_BRIEF_
Return only what lies between the first line of the entries and the line containing "Question: Set up", both lines included.

_MATERIAL SUPPLIED_
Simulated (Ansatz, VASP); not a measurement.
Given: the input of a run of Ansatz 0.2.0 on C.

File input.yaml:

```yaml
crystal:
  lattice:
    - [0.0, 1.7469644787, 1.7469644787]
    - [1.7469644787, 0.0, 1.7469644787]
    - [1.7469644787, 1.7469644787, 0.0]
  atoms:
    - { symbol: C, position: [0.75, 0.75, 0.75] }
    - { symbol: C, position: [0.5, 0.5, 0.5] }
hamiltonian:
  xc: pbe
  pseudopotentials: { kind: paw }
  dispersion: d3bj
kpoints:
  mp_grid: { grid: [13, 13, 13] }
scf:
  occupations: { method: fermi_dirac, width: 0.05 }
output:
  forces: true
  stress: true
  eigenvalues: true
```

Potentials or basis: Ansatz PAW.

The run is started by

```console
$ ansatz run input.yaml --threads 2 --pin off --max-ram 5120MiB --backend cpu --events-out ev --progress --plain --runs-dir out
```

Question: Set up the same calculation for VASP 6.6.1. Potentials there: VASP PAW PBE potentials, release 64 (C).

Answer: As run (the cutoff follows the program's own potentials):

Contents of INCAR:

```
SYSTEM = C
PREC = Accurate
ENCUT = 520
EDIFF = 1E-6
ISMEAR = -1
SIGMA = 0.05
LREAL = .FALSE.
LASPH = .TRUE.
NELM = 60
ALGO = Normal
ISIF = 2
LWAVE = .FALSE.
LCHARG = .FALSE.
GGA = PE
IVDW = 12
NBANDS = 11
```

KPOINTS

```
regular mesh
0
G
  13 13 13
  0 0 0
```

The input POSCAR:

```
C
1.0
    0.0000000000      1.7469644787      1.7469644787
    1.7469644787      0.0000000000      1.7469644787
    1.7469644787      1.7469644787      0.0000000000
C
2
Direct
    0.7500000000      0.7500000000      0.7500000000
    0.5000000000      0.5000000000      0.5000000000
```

_TASK ANSWER_
Simulated (Ansatz, VASP); not a measurement.
Given: the input of a run of Ansatz 0.2.0 on C.

File input.yaml:

```yaml
crystal:
  lattice:
    - [0.0, 1.7469644787, 1.7469644787]
    - [1.7469644787, 0.0, 1.7469644787]
    - [1.7469644787, 1.7469644787, 0.0]
  atoms:
    - { symbol: C, position: [0.75, 0.75, 0.75] }
    - { symbol: C, position: [0.5, 0.5, 0.5] }
hamiltonian:
  xc: pbe
  pseudopotentials: { kind: paw }
  dispersion: d3bj
kpoints:
  mp_grid: { grid: [13, 13, 13] }
scf:
  occupations: { method: fermi_dirac, width: 0.05 }
output:
  forces: true
  stress: true
  eigenvalues: true
```

Potentials or basis: Ansatz PAW.

The run is started by

```console
$ ansatz run input.yaml --threads 2 --pin off --max-ram 5120MiB --backend cpu --events-out ev --progress --plain --runs-dir out
```

Question: Set up the same calculation for VASP 6.6.1. Potentials there: VASP PAW PBE potentials, release 64 (C).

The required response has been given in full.